Supplied records:
_____

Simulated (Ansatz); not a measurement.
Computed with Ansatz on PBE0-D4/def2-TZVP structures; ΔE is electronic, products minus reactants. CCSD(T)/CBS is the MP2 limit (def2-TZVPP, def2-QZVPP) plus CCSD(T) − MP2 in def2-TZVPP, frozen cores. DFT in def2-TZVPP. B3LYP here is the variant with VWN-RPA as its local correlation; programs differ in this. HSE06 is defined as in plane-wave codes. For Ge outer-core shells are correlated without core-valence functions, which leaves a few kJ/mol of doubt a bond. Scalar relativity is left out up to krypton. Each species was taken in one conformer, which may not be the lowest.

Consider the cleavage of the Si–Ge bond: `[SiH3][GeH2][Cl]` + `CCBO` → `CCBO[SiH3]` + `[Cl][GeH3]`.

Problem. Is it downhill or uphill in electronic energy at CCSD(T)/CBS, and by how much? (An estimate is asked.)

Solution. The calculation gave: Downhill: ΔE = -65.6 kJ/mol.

_____

Task item:
Line by line, give the material above again exactly.

Exercise result:
Simulated (Ansatz); not a measurement.
Computed with Ansatz on PBE0-D4/def2-TZVP structures; ΔE is electronic, products minus reactants. CCSD(T)/CBS is the MP2 limit (def2-TZVPP, def2-QZVPP) plus CCSD(T) − MP2 in def2-TZVPP, frozen cores. DFT in def2-TZVPP. B3LYP here is the variant with VWN-RPA as its local correlation; programs differ in this. HSE06 is defined as in plane-wave codes. For Ge outer-core shells are correlated without core-valence functions, which leaves a few kJ/mol of doubt a bond. Scalar relativity is left out up to krypton. Each species was taken in one conformer, which may not be the lowest.

Consider the cleavage of the Si–Ge bond: `[SiH3][GeH2][Cl]` + `CCBO` → `CCBO[SiH3]` + `[Cl][GeH3]`.

Problem. Is it downhill or uphill in electronic energy at CCSD(T)/CBS, and by how much? (An estimate is asked.)

Solution. The calculation gave: Downhill: ΔE = -65.6 kJ/mol.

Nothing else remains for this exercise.